» **Activity**:
Starting with the line containing "Wanted: work functions" and going on through the line containing "Quantum ESPRESSO 7.5;", return the lines of the data below exactly, and only those.

» **Dataset content**:
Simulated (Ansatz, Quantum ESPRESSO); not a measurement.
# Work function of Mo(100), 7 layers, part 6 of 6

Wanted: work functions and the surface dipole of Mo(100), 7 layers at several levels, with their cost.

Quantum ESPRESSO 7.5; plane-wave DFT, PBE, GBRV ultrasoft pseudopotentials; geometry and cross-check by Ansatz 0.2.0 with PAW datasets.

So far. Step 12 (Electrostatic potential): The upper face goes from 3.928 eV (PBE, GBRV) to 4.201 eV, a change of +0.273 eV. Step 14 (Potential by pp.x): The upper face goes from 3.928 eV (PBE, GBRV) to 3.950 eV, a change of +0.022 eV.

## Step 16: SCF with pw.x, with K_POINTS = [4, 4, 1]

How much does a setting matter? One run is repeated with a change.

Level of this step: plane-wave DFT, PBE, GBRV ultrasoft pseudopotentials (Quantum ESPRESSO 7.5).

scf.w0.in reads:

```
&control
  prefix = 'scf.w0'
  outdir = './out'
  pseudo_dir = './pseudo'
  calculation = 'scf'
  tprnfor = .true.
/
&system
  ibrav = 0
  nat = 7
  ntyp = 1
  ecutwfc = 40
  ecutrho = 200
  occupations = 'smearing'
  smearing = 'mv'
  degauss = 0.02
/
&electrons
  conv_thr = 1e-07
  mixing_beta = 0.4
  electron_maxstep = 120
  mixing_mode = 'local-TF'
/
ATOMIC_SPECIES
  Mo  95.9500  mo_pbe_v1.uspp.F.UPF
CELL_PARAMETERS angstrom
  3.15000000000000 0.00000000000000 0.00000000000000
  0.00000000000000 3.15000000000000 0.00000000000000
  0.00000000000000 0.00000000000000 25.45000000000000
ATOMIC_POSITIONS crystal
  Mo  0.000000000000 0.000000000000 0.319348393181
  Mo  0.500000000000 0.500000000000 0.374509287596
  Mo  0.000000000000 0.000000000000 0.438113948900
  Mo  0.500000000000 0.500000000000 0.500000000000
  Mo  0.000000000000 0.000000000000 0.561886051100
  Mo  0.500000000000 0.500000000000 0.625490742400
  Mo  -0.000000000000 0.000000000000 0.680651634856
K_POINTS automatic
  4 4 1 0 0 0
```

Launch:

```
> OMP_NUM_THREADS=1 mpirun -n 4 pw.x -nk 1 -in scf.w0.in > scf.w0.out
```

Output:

» **Answer space**:
Wanted: work functions and the surface dipole of Mo(100), 7 layers at several levels, with their cost.

Quantum ESPRESSO 7.5; plane-wave DFT, PBE, GBRV ultrasoft pseudopotentials; geometry and cross-check by Ansatz 0.2.0 with PAW datasets.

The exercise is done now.